Write out, please, the lines from the beginning of the material to the line with "1 × C–O 1.412", including both ends and nothing else.

★ ★ ★

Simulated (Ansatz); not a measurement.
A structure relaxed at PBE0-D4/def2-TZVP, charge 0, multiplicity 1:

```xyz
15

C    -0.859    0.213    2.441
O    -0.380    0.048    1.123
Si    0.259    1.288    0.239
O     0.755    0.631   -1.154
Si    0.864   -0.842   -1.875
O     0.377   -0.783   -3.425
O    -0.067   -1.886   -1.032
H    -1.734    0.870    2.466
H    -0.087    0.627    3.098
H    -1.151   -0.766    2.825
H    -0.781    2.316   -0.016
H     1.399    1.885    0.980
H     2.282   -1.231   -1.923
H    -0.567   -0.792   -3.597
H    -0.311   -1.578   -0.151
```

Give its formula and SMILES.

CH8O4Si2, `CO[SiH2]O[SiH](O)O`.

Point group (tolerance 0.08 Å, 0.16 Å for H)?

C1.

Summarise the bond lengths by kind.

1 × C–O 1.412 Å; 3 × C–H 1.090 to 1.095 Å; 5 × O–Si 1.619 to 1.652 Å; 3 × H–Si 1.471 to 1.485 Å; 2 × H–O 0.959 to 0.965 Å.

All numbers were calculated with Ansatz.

★ ★ ★

Task answer:
Simulated (Ansatz); not a measurement.
A structure relaxed at PBE0-D4/def2-TZVP, charge 0, multiplicity 1:

```xyz
15

C    -0.859    0.213    2.441
O    -0.380    0.048    1.123
Si    0.259    1.288    0.239
O     0.755    0.631   -1.154
Si    0.864   -0.842   -1.875
O     0.377   -0.783   -3.425
O    -0.067   -1.886   -1.032
H    -1.734    0.870    2.466
H    -0.087    0.627    3.098
H    -1.151   -0.766    2.825
H    -0.781    2.316   -0.016
H     1.399    1.885    0.980
H     2.282   -1.231   -1.923
H    -0.567   -0.792   -3.597
H    -0.311   -1.578   -0.151
```

Give its formula and SMILES.

CH8O4Si2, `CO[SiH2]O[SiH](O)O`.

Point group (tolerance 0.08 Å, 0.16 Å for H)?

C1.

Summarise the bond lengths by kind.

1 × C–O 1.412 Å; 3 × C–H 1.090 to 1.095 Å; 5 × O–Si 1.619 to 1.652 Å; 3 × H–Si 1.471 to 1.485 Å; 2 × H–O 0.959 to 0.965 Å.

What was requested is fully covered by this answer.